Material shown: Begin

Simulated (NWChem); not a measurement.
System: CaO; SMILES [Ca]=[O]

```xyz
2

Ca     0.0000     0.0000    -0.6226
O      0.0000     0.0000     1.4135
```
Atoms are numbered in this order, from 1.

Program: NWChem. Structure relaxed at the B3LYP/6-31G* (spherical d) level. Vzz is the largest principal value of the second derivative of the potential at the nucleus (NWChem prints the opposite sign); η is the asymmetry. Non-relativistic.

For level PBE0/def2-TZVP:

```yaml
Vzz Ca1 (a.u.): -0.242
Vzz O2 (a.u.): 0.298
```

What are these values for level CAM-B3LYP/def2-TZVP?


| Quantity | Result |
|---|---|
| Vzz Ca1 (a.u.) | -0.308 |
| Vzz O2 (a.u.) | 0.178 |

Material shown: End

### Work request
Restate word for word the lines of the data above, starting at the line containing "Atoms are numbered in this order, from 1." and ending at the line containing "(a.u.) | -0.308 |", both included, and nothing more.

### Your response
Atoms are numbered in this order, from 1.

Program: NWChem. Structure relaxed at the B3LYP/6-31G* (spherical d) level. Vzz is the largest principal value of the second derivative of the potential at the nucleus (NWChem prints the opposite sign); η is the asymmetry. Non-relativistic.

For level PBE0/def2-TZVP:

```yaml
Vzz Ca1 (a.u.): -0.242
Vzz O2 (a.u.): 0.298
```

What are these values for level CAM-B3LYP/def2-TZVP?


| Quantity | Result |
|---|---|
| Vzz Ca1 (a.u.) | -0.308 |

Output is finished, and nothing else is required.